* [Exercise] Print every record exactly.

* [Supplied information]
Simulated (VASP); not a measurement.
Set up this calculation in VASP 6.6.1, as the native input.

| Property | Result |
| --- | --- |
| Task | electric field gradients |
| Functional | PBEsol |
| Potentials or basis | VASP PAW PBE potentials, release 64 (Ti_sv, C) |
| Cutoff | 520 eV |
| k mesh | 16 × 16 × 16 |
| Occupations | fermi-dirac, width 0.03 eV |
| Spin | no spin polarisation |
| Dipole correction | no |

* [Response area]
Simulated (VASP); not a measurement.
Set up this calculation in VASP 6.6.1, as the native input.

| Property | Result |
| --- | --- |
| Task | electric field gradients |
| Functional | PBEsol |
| Potentials or basis | VASP PAW PBE potentials, release 64 (Ti_sv, C) |
| Cutoff | 520 eV |
| k mesh | 16 × 16 × 16 |
| Occupations | fermi-dirac, width 0.03 eV |
| Spin | no spin polarisation |
| Dipole correction | no |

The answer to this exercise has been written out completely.